#### SUPPLIED MATERIAL
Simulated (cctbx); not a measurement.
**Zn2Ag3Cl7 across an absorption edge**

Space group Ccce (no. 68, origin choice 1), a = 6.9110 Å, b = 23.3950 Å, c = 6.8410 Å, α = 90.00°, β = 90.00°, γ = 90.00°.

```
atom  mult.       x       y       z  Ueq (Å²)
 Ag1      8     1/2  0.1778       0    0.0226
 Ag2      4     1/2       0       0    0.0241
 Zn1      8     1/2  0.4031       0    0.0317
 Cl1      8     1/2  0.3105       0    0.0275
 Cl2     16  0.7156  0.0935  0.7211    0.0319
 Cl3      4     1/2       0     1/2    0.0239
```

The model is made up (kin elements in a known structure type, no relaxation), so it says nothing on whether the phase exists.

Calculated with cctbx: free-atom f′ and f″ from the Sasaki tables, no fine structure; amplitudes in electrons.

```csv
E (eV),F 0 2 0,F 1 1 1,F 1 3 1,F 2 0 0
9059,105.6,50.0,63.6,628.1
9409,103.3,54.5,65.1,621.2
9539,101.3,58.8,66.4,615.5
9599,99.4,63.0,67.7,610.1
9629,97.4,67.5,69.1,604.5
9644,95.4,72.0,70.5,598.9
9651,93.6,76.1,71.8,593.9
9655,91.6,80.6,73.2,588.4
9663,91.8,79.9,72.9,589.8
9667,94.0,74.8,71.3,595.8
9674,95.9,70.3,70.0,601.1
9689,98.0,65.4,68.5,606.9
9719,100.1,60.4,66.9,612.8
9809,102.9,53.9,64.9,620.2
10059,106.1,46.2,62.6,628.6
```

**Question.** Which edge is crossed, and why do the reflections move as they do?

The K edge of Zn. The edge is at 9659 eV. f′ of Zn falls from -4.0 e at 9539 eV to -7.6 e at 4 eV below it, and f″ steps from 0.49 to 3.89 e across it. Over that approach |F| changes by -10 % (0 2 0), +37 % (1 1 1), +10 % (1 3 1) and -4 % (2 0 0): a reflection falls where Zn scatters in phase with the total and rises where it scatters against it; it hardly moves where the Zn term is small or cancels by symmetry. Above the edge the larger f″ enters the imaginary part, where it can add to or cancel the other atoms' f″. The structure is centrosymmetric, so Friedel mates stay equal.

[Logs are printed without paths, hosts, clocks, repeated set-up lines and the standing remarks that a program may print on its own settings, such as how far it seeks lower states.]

#### ASSIGNMENT
An exact copy of the lines above, from the one containing "The model is" down to the one containing "as they do?" and including both, is the whole answer; retype it and nothing else.

#### WRITTEN REPLY
The model is made up (kin elements in a known structure type, no relaxation), so it says nothing on whether the phase exists.

Calculated with cctbx: free-atom f′ and f″ from the Sasaki tables, no fine structure; amplitudes in electrons.

```csv
E (eV),F 0 2 0,F 1 1 1,F 1 3 1,F 2 0 0
9059,105.6,50.0,63.6,628.1
9409,103.3,54.5,65.1,621.2
9539,101.3,58.8,66.4,615.5
9599,99.4,63.0,67.7,610.1
9629,97.4,67.5,69.1,604.5
9644,95.4,72.0,70.5,598.9
9651,93.6,76.1,71.8,593.9
9655,91.6,80.6,73.2,588.4
9663,91.8,79.9,72.9,589.8
9667,94.0,74.8,71.3,595.8
9674,95.9,70.3,70.0,601.1
9689,98.0,65.4,68.5,606.9
9719,100.1,60.4,66.9,612.8
9809,102.9,53.9,64.9,620.2
10059,106.1,46.2,62.6,628.6
```

**Question.** Which edge is crossed, and why do the reflections move as they do?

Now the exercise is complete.